(Extracted material)
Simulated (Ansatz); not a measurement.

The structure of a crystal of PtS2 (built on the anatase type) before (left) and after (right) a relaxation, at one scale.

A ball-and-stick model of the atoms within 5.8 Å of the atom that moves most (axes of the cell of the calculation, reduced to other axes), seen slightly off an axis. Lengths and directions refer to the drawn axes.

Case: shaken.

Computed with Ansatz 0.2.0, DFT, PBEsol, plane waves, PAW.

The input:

(Brief) Please make an exact copy of each record.

(Your response)
Simulated (Ansatz); not a measurement.

The structure of a crystal of PtS2 (built on the anatase type) before (left) and after (right) a relaxation, at one scale.

A ball-and-stick model of the atoms within 5.8 Å of the atom that moves most (axes of the cell of the calculation, reduced to other axes), seen slightly off an axis. Lengths and directions refer to the drawn axes.

Case: shaken.

Computed with Ansatz 0.2.0, DFT, PBEsol, plane waves, PAW.

The input:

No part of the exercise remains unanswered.